-*-*-
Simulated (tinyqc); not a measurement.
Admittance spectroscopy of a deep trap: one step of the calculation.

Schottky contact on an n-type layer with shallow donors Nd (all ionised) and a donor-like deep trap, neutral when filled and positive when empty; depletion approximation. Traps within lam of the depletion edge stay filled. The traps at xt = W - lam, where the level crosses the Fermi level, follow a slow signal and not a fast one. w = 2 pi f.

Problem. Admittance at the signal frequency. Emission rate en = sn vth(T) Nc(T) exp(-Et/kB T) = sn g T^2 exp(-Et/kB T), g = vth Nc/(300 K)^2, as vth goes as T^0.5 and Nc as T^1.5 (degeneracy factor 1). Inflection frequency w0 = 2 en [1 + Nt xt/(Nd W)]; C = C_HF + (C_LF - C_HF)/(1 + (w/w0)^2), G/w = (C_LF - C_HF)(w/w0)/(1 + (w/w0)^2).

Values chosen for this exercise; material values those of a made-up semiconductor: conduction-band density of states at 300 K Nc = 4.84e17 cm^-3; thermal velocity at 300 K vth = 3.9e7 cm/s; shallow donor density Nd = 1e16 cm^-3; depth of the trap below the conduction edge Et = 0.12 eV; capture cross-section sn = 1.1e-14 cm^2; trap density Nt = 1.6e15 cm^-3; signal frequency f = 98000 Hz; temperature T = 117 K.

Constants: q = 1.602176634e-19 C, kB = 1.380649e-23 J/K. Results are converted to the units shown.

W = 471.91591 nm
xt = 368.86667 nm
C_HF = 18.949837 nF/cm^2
-*-*-

▸ Work item:
The answer is the lines above between the line holding "Admittance spectroscopy of" and the line holding "Schottky contact on", inclusive, each written out exactly, and no others.

▸ Reply:
Admittance spectroscopy of a deep trap: one step of the calculation.

Schottky contact on an n-type layer with shallow donors Nd (all ionised) and a donor-like deep trap, neutral when filled and positive when empty; depletion approximation. Traps within lam of the depletion edge stay filled. The traps at xt = W - lam, where the level crosses the Fermi level, follow a slow signal and not a fast one. w = 2 pi f.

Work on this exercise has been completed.